(Data excerpts Opens)

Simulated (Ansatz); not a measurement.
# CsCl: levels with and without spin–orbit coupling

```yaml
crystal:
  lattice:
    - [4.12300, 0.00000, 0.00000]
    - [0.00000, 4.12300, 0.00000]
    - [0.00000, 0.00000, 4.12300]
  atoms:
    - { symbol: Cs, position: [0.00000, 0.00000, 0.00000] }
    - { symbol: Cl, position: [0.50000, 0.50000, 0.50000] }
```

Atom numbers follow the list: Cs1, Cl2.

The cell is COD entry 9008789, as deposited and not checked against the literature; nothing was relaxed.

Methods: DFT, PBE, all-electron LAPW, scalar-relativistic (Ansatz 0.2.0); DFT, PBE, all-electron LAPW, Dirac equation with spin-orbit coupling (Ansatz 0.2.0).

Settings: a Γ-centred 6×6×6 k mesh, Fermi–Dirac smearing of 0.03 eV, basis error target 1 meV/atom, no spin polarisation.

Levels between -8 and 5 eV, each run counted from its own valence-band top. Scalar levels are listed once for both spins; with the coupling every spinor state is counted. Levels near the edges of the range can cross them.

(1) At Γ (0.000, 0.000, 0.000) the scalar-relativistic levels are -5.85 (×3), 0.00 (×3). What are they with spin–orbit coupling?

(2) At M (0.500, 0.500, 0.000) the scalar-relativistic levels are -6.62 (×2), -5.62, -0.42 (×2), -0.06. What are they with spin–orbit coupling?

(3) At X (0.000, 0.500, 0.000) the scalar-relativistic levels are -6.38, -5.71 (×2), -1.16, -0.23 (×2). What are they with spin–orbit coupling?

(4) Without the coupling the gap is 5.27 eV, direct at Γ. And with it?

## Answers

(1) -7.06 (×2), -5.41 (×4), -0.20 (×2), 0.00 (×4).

(Data excerpts Closes)

Your task is to repeat the records exactly. Begin at their first line and stop after the line containing "Atom numbers follow the list: Cs1, Cl2.".

Simulated (Ansatz); not a measurement.
# CsCl: levels with and without spin–orbit coupling

```yaml
crystal:
  lattice:
    - [4.12300, 0.00000, 0.00000]
    - [0.00000, 4.12300, 0.00000]
    - [0.00000, 0.00000, 4.12300]
  atoms:
    - { symbol: Cs, position: [0.00000, 0.00000, 0.00000] }
    - { symbol: Cl, position: [0.50000, 0.50000, 0.50000] }
```

Atom numbers follow the list: Cs1, Cl2.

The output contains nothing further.